### RAW DATA:
>>>>>

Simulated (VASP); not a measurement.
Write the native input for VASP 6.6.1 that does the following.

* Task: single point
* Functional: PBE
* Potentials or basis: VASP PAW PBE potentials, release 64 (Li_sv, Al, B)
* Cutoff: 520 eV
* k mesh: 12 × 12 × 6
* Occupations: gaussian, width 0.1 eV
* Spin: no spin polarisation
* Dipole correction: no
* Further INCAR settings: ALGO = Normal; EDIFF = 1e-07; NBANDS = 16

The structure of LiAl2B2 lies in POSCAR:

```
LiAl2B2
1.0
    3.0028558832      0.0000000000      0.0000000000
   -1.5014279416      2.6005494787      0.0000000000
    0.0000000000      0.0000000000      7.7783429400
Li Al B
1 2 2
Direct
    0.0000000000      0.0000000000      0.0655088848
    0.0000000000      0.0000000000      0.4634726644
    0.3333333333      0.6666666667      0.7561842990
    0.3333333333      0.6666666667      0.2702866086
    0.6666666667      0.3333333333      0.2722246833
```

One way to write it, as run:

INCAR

<<<<<

### ASSIGNED TASK:
Word for word, transcribe each record.

### TASK ANSWER:
Simulated (VASP); not a measurement.
Write the native input for VASP 6.6.1 that does the following.

* Task: single point
* Functional: PBE
* Potentials or basis: VASP PAW PBE potentials, release 64 (Li_sv, Al, B)
* Cutoff: 520 eV
* k mesh: 12 × 12 × 6
* Occupations: gaussian, width 0.1 eV
* Spin: no spin polarisation
* Dipole correction: no
* Further INCAR settings: ALGO = Normal; EDIFF = 1e-07; NBANDS = 16

The structure of LiAl2B2 lies in POSCAR:

```
LiAl2B2
1.0
    3.0028558832      0.0000000000      0.0000000000
   -1.5014279416      2.6005494787      0.0000000000
    0.0000000000      0.0000000000      7.7783429400
Li Al B
1 2 2
Direct
    0.0000000000      0.0000000000      0.0655088848
    0.0000000000      0.0000000000      0.4634726644
    0.3333333333      0.6666666667      0.7561842990
    0.3333333333      0.6666666667      0.2702866086
    0.6666666667      0.3333333333      0.2722246833
```

One way to write it, as run:

INCAR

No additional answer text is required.